* _WORK TASK_:
Please keep to the lines below from the one with "symmetry | x | y | z |" through the one with "Run 1: PBE, parallel", and restate them word for word, ends included.

Content starts

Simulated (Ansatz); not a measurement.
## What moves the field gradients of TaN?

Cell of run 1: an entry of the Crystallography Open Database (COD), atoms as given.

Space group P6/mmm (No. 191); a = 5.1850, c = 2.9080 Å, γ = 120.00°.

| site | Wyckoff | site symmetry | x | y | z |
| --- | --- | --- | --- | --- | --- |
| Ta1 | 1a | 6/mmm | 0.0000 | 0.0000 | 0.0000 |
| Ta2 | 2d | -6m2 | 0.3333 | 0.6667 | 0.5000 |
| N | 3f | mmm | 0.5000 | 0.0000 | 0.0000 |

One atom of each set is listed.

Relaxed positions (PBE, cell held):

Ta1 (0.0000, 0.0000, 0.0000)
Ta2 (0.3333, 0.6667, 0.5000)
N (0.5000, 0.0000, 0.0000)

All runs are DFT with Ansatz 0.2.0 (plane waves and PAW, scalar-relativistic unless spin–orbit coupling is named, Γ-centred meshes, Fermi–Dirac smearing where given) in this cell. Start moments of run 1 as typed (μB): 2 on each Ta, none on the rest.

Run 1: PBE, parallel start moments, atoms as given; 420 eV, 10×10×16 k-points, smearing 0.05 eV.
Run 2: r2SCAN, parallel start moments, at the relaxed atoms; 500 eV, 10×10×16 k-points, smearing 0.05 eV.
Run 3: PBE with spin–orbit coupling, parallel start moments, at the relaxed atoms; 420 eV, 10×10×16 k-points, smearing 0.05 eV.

Content ends

* _YOUR RESPONSE_:
| site | Wyckoff | site symmetry | x | y | z |
| --- | --- | --- | --- | --- | --- |
| Ta1 | 1a | 6/mmm | 0.0000 | 0.0000 | 0.0000 |
| Ta2 | 2d | -6m2 | 0.3333 | 0.6667 | 0.5000 |
| N | 3f | mmm | 0.5000 | 0.0000 | 0.0000 |

One atom of each set is listed.

Relaxed positions (PBE, cell held):

Ta1 (0.0000, 0.0000, 0.0000)
Ta2 (0.3333, 0.6667, 0.5000)
N (0.5000, 0.0000, 0.0000)

All runs are DFT with Ansatz 0.2.0 (plane waves and PAW, scalar-relativistic unless spin–orbit coupling is named, Γ-centred meshes, Fermi–Dirac smearing where given) in this cell. Start moments of run 1 as typed (μB): 2 on each Ta, none on the rest.

Run 1: PBE, parallel start moments, atoms as given; 420 eV, 10×10×16 k-points, smearing 0.05 eV.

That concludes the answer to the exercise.